Provided information:
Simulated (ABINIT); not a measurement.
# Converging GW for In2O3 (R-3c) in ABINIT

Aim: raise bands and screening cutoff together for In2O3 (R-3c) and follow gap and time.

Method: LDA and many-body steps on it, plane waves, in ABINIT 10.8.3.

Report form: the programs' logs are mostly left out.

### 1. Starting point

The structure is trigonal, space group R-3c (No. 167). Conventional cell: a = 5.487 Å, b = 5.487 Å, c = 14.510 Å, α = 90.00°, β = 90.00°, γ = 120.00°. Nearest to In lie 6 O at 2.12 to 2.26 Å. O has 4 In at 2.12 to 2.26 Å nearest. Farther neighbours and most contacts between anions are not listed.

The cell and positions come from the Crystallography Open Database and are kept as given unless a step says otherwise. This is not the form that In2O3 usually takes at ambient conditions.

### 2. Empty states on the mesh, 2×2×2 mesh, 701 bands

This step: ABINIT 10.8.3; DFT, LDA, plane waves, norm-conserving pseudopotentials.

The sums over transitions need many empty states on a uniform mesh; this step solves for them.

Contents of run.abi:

Requirement:
Return, word for word, the lines of the data above from the line with "The cell and" through the line with "This step: ABINIT", inclusive.

Written response:
The cell and positions come from the Crystallography Open Database and are kept as given unless a step says otherwise. This is not the form that In2O3 usually takes at ambient conditions.

### 2. Empty states on the mesh, 2×2×2 mesh, 701 bands

This step: ABINIT 10.8.3; DFT, LDA, plane waves, norm-conserving pseudopotentials.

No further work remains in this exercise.